^^^^^^^^^^^^^^^^

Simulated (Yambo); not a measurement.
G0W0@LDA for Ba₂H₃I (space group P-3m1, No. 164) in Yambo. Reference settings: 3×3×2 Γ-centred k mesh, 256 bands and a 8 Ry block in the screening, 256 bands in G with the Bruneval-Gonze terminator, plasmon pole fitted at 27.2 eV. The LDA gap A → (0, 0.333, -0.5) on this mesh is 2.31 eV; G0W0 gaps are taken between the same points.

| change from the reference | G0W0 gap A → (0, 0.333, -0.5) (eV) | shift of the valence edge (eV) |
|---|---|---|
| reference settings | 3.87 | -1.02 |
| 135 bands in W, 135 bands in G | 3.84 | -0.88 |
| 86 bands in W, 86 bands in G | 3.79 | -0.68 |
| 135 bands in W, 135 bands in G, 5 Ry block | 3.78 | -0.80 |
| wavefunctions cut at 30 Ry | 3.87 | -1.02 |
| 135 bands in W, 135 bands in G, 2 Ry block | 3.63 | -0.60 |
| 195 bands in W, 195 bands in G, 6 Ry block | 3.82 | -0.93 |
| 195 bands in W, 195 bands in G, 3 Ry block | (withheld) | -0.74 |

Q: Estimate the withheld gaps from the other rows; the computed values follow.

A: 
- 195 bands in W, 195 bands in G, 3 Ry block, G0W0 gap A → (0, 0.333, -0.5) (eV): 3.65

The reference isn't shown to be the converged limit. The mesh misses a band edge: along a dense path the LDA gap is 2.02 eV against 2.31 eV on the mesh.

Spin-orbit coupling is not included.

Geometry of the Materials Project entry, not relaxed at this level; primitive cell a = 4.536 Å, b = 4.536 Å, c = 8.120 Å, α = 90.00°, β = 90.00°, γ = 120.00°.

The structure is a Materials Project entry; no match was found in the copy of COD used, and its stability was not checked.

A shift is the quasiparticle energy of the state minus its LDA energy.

^^^^^^^^^^^^^^^^

Look through the data above and return exactly the lines from the one that contains "3.82 | -0.93 |" to the one that contains "The structure is", inclusive, with nothing else.

**EXPECTED ANSWER**.
| 195 bands in W, 195 bands in G, 6 Ry block | 3.82 | -0.93 |
| 195 bands in W, 195 bands in G, 3 Ry block | (withheld) | -0.74 |

Q: Estimate the withheld gaps from the other rows; the computed values follow.

A: 
- 195 bands in W, 195 bands in G, 3 Ry block, G0W0 gap A → (0, 0.333, -0.5) (eV): 3.65

The reference isn't shown to be the converged limit. The mesh misses a band edge: along a dense path the LDA gap is 2.02 eV against 2.31 eV on the mesh.

Spin-orbit coupling is not included.

Geometry of the Materials Project entry, not relaxed at this level; primitive cell a = 4.536 Å, b = 4.536 Å, c = 8.120 Å, α = 90.00°, β = 90.00°, γ = 120.00°.

The structure is a Materials Project entry; no match was found in the copy of COD used, and its stability was not checked.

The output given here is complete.